(Source data begins)
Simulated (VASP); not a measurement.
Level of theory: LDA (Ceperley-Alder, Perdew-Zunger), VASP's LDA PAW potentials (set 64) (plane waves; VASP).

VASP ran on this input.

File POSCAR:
(Source data ends)

• _Work instruction_
Print all of the entries again, exactly as written.

• _Exercise result_
Simulated (VASP); not a measurement.
Level of theory: LDA (Ceperley-Alder, Perdew-Zunger), VASP's LDA PAW potentials (set 64) (plane waves; VASP).

VASP ran on this input.

File POSCAR:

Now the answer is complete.